▸ REQUIREMENT
Within the listing below, please copy exactly the lines between the line holding "64 (B_h, N_h)." and the line holding "of this run.", inclusive.

☆ ☆ ☆ ☆ ☆
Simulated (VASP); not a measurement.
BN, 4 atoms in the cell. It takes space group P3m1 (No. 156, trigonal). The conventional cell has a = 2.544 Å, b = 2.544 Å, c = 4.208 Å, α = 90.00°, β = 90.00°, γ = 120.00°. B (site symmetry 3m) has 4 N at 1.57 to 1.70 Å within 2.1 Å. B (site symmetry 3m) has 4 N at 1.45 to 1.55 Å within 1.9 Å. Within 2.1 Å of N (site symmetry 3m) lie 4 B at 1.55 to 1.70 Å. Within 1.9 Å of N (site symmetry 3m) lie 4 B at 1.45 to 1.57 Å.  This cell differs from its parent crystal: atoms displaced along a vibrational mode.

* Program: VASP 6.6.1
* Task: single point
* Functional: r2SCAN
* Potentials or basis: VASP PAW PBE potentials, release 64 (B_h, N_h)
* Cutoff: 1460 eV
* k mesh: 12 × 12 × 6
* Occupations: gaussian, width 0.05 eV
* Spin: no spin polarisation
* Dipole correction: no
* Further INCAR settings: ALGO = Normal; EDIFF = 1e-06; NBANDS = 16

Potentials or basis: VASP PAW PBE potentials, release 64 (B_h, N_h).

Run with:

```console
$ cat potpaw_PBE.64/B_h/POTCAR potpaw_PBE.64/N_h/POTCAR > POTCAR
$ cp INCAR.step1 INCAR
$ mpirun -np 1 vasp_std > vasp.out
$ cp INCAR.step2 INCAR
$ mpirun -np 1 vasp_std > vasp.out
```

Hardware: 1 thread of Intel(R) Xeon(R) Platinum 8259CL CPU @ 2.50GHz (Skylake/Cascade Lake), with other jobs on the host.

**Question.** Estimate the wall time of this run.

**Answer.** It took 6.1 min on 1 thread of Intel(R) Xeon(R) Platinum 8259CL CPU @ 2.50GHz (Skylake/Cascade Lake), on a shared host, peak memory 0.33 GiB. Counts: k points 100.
☆ ☆ ☆ ☆ ☆

▸ WRITTEN REPLY
Potentials or basis: VASP PAW PBE potentials, release 64 (B_h, N_h).

Run with:

```console
$ cat potpaw_PBE.64/B_h/POTCAR potpaw_PBE.64/N_h/POTCAR > POTCAR
$ cp INCAR.step1 INCAR
$ mpirun -np 1 vasp_std > vasp.out
$ cp INCAR.step2 INCAR
$ mpirun -np 1 vasp_std > vasp.out
```

Hardware: 1 thread of Intel(R) Xeon(R) Platinum 8259CL CPU @ 2.50GHz (Skylake/Cascade Lake), with other jobs on the host.

**Question.** Estimate the wall time of this run.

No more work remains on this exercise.